## RECORD EXTRACTS
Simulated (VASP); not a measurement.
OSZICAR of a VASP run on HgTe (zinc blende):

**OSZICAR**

## WORK REQUEST
Every line of the material must be returned exactly as it appears.

## RESULT
Simulated (VASP); not a measurement.
OSZICAR of a VASP run on HgTe (zinc blende):

**OSZICAR**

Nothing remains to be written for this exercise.